● Work request: Every line from the first one in the listing down to the line with "Problem. How do" should be restated word for word.

● Given entries:
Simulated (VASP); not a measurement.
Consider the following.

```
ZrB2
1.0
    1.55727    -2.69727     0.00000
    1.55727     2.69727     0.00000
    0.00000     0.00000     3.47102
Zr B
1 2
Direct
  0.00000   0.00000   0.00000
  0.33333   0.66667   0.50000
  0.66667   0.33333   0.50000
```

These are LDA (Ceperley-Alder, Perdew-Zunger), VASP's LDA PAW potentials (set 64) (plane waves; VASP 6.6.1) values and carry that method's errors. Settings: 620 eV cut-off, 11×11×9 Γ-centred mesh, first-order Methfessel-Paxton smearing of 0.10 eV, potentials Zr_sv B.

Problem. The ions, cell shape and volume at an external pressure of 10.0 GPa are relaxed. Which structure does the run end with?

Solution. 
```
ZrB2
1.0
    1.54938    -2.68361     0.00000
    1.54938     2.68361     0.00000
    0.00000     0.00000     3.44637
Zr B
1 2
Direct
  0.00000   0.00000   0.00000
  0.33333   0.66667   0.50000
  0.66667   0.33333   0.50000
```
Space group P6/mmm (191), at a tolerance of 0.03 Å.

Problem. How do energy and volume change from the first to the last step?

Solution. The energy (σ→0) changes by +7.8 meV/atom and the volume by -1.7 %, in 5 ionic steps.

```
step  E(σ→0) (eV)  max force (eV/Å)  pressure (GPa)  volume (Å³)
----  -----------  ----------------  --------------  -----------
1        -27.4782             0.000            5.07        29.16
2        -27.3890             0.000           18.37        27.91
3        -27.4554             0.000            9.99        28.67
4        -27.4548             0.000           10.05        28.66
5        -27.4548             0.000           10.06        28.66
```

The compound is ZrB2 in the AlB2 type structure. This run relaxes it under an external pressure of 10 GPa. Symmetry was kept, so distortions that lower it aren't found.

● Exercise solution:
Simulated (VASP); not a measurement.
Consider the following.

```
ZrB2
1.0
    1.55727    -2.69727     0.00000
    1.55727     2.69727     0.00000
    0.00000     0.00000     3.47102
Zr B
1 2
Direct
  0.00000   0.00000   0.00000
  0.33333   0.66667   0.50000
  0.66667   0.33333   0.50000
```

These are LDA (Ceperley-Alder, Perdew-Zunger), VASP's LDA PAW potentials (set 64) (plane waves; VASP 6.6.1) values and carry that method's errors. Settings: 620 eV cut-off, 11×11×9 Γ-centred mesh, first-order Methfessel-Paxton smearing of 0.10 eV, potentials Zr_sv B.

Problem. The ions, cell shape and volume at an external pressure of 10.0 GPa are relaxed. Which structure does the run end with?

Solution. 
```
ZrB2
1.0
    1.54938    -2.68361     0.00000
    1.54938     2.68361     0.00000
    0.00000     0.00000     3.44637
Zr B
1 2
Direct
  0.00000   0.00000   0.00000
  0.33333   0.66667   0.50000
  0.66667   0.33333   0.50000
```
Space group P6/mmm (191), at a tolerance of 0.03 Å.

Problem. How do energy and volume change from the first to the last step?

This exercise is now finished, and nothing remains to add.